Nothing in the data may be omitted; output it all verbatim.

= = = = = = =

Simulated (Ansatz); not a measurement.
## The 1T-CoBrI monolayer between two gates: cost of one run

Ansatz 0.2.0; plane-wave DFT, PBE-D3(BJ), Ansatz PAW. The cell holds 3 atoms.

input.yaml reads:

= = = = = = =

> EXERCISE RESULT:
Simulated (Ansatz); not a measurement.
## The 1T-CoBrI monolayer between two gates: cost of one run

Ansatz 0.2.0; plane-wave DFT, PBE-D3(BJ), Ansatz PAW. The cell holds 3 atoms.

input.yaml reads:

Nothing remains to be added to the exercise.